- Requirement -
When you reach the line with "A: (a) 8.15; (b) 0.9." in the data below, begin printing lines exactly, and stop once the line with "Caveats: the PAW" has been printed.

↓
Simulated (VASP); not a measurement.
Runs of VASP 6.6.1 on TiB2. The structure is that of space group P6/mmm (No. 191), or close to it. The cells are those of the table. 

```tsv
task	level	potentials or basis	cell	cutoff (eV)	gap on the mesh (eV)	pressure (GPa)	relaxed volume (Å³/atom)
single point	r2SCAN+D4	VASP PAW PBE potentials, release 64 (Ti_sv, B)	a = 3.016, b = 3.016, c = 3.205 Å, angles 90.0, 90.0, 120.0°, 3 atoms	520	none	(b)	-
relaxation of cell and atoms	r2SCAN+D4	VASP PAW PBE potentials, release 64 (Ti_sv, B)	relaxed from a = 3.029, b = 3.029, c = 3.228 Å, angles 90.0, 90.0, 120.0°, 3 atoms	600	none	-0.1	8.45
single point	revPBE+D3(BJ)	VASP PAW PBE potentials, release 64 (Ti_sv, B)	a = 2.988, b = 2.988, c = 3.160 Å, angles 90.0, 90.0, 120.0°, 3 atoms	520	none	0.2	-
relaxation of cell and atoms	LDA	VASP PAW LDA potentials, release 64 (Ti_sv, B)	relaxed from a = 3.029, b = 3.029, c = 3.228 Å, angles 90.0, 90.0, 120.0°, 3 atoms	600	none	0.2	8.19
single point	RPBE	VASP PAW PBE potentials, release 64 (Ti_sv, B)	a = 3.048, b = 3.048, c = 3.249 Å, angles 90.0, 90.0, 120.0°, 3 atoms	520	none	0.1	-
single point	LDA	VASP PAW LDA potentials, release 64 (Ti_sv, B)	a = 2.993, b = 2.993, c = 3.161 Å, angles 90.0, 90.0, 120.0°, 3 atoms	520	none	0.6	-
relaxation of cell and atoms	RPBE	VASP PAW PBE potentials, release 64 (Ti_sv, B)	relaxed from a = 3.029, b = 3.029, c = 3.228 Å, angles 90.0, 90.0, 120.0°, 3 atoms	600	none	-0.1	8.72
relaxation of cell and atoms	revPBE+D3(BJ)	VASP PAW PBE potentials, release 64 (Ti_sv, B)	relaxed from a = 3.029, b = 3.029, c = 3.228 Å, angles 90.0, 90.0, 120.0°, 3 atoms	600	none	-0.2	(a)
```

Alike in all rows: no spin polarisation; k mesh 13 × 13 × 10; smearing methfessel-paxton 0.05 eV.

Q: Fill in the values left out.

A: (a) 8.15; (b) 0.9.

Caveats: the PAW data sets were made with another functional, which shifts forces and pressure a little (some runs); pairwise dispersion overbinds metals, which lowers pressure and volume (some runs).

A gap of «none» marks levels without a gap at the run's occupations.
↑

- Exercise solution -
A: (a) 8.15; (b) 0.9.

Caveats: the PAW data sets were made with another functional, which shifts forces and pressure a little (some runs); pairwise dispersion overbinds metals, which lowers pressure and volume (some runs).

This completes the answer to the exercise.